### EXERCISE
Each record below must be written out again in exactly the same form.

----- RECORDS SHOWN

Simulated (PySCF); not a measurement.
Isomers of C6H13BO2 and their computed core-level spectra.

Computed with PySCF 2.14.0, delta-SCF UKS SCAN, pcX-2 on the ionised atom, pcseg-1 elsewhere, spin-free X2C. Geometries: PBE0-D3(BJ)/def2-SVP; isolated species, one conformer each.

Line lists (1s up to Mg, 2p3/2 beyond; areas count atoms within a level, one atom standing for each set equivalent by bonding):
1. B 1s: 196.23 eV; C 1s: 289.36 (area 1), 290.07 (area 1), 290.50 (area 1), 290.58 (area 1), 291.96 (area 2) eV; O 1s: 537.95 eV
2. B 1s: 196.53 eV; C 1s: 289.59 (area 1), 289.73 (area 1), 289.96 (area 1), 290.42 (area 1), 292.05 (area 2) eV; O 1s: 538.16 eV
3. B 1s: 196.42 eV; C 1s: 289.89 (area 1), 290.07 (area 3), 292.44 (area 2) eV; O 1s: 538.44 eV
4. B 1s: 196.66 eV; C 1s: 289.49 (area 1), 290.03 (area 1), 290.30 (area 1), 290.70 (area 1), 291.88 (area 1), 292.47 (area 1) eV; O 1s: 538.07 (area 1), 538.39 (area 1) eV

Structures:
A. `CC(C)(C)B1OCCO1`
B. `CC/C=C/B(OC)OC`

----------

### WRITTEN RESPONSE
Simulated (PySCF); not a measurement.
Isomers of C6H13BO2 and their computed core-level spectra.

Computed with PySCF 2.14.0, delta-SCF UKS SCAN, pcX-2 on the ionised atom, pcseg-1 elsewhere, spin-free X2C. Geometries: PBE0-D3(BJ)/def2-SVP; isolated species, one conformer each.

Line lists (1s up to Mg, 2p3/2 beyond; areas count atoms within a level, one atom standing for each set equivalent by bonding):
1. B 1s: 196.23 eV; C 1s: 289.36 (area 1), 290.07 (area 1), 290.50 (area 1), 290.58 (area 1), 291.96 (area 2) eV; O 1s: 537.95 eV
2. B 1s: 196.53 eV; C 1s: 289.59 (area 1), 289.73 (area 1), 289.96 (area 1), 290.42 (area 1), 292.05 (area 2) eV; O 1s: 538.16 eV
3. B 1s: 196.42 eV; C 1s: 289.89 (area 1), 290.07 (area 3), 292.44 (area 2) eV; O 1s: 538.44 eV
4. B 1s: 196.66 eV; C 1s: 289.49 (area 1), 290.03 (area 1), 290.30 (area 1), 290.70 (area 1), 291.88 (area 1), 292.47 (area 1) eV; O 1s: 538.07 (area 1), 538.39 (area 1) eV

Structures:
A. `CC(C)(C)B1OCCO1`
B. `CC/C=C/B(OC)OC`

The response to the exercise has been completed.